[[ Recorded data, beginning ]]

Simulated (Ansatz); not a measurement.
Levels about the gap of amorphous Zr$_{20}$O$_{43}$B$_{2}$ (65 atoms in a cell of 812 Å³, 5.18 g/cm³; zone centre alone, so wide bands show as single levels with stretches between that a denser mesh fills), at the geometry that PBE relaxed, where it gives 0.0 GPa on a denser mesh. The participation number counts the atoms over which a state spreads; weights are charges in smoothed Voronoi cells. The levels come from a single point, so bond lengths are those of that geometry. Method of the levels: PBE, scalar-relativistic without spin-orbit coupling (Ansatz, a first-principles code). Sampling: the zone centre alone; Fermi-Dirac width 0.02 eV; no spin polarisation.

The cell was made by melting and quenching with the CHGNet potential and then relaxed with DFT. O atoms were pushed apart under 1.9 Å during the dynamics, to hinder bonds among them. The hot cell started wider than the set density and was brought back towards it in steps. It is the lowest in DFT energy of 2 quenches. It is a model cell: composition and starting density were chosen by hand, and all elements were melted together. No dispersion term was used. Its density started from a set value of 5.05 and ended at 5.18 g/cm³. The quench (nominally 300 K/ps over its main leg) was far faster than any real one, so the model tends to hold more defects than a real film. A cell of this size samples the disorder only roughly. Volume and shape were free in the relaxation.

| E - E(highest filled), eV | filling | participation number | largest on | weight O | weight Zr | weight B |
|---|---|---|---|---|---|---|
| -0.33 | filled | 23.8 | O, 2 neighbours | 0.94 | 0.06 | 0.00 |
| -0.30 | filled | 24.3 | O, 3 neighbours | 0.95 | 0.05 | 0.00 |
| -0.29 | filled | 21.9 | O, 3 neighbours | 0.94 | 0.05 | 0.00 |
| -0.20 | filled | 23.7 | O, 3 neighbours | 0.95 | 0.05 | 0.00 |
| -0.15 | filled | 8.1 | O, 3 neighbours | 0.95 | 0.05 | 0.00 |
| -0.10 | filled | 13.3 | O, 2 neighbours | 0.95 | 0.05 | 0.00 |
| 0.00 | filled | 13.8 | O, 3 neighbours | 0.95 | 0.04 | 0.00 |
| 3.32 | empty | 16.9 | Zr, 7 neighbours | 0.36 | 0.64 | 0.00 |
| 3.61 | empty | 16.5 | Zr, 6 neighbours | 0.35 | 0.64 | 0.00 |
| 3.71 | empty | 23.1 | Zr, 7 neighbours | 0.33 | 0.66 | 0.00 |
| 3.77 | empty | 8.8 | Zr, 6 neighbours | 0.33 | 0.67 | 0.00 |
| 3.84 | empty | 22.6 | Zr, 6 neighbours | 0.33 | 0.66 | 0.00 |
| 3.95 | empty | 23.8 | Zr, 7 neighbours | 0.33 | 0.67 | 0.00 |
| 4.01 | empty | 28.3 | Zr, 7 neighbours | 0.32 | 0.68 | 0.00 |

[[ Recorded data, end ]]

__Activity__. Reproduce exactly the section above that begins at the line containing "The cell was" and ends at the line containing "0.04 | 0.00 |", leaving out all other lines.

__Response area__.
The cell was made by melting and quenching with the CHGNet potential and then relaxed with DFT. O atoms were pushed apart under 1.9 Å during the dynamics, to hinder bonds among them. The hot cell started wider than the set density and was brought back towards it in steps. It is the lowest in DFT energy of 2 quenches. It is a model cell: composition and starting density were chosen by hand, and all elements were melted together. No dispersion term was used. Its density started from a set value of 5.05 and ended at 5.18 g/cm³. The quench (nominally 300 K/ps over its main leg) was far faster than any real one, so the model tends to hold more defects than a real film. A cell of this size samples the disorder only roughly. Volume and shape were free in the relaxation.

| E - E(highest filled), eV | filling | participation number | largest on | weight O | weight Zr | weight B |
|---|---|---|---|---|---|---|
| -0.33 | filled | 23.8 | O, 2 neighbours | 0.94 | 0.06 | 0.00 |
| -0.30 | filled | 24.3 | O, 3 neighbours | 0.95 | 0.05 | 0.00 |
| -0.29 | filled | 21.9 | O, 3 neighbours | 0.94 | 0.05 | 0.00 |
| -0.20 | filled | 23.7 | O, 3 neighbours | 0.95 | 0.05 | 0.00 |
| -0.15 | filled | 8.1 | O, 3 neighbours | 0.95 | 0.05 | 0.00 |
| -0.10 | filled | 13.3 | O, 2 neighbours | 0.95 | 0.05 | 0.00 |
| 0.00 | filled | 13.8 | O, 3 neighbours | 0.95 | 0.04 | 0.00 |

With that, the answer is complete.